#### Exercise
Every line from the first in the listing below to the line containing "Question: How long" is to be repeated exactly, and no line past it.

******
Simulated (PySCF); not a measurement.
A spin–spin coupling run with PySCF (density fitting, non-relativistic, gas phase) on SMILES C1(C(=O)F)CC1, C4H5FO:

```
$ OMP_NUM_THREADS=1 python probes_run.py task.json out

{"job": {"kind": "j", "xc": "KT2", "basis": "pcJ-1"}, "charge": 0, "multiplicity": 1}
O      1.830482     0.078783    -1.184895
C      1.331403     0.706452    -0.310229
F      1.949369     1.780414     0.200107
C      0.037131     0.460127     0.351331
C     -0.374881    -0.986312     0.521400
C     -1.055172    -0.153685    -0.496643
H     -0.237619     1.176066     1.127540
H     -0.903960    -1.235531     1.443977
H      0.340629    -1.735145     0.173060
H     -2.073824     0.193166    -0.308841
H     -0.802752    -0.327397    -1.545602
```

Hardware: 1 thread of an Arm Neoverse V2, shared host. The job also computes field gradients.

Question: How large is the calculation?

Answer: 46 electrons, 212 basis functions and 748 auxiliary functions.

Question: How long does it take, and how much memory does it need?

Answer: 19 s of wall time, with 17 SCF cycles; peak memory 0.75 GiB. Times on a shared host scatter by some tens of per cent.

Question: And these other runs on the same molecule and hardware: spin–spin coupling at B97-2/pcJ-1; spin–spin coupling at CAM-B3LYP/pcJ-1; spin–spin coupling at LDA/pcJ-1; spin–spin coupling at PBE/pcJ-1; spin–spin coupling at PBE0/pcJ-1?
******

#### Exercise output
Simulated (PySCF); not a measurement.
A spin–spin coupling run with PySCF (density fitting, non-relativistic, gas phase) on SMILES C1(C(=O)F)CC1, C4H5FO:

```
$ OMP_NUM_THREADS=1 python probes_run.py task.json out

{"job": {"kind": "j", "xc": "KT2", "basis": "pcJ-1"}, "charge": 0, "multiplicity": 1}
O      1.830482     0.078783    -1.184895
C      1.331403     0.706452    -0.310229
F      1.949369     1.780414     0.200107
C      0.037131     0.460127     0.351331
C     -0.374881    -0.986312     0.521400
C     -1.055172    -0.153685    -0.496643
H     -0.237619     1.176066     1.127540
H     -0.903960    -1.235531     1.443977
H      0.340629    -1.735145     0.173060
H     -2.073824     0.193166    -0.308841
H     -0.802752    -0.327397    -1.545602
```

Hardware: 1 thread of an Arm Neoverse V2, shared host. The job also computes field gradients.

Question: How large is the calculation?

Answer: 46 electrons, 212 basis functions and 748 auxiliary functions.

Question: How long does it take, and how much memory does it need?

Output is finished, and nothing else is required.